Requirement
Write out all of the listing exactly. Add nothing to it.

Given entries
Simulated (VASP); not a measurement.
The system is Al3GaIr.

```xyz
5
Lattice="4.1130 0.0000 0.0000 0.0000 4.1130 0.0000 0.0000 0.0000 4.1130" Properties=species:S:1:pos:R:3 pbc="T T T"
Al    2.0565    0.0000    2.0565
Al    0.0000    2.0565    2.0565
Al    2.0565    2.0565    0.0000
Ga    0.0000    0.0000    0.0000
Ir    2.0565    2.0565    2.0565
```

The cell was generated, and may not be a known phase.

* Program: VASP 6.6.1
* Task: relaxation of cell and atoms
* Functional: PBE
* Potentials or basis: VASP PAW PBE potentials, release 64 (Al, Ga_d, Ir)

Solution
Simulated (VASP); not a measurement.
The system is Al3GaIr.

```xyz
5
Lattice="4.1130 0.0000 0.0000 0.0000 4.1130 0.0000 0.0000 0.0000 4.1130" Properties=species:S:1:pos:R:3 pbc="T T T"
Al    2.0565    0.0000    2.0565
Al    0.0000    2.0565    2.0565
Al    2.0565    2.0565    0.0000
Ga    0.0000    0.0000    0.0000
Ir    2.0565    2.0565    2.0565
```

The cell was generated, and may not be a known phase.

* Program: VASP 6.6.1
* Task: relaxation of cell and atoms
* Functional: PBE
* Potentials or basis: VASP PAW PBE potentials, release 64 (Al, Ga_d, Ir)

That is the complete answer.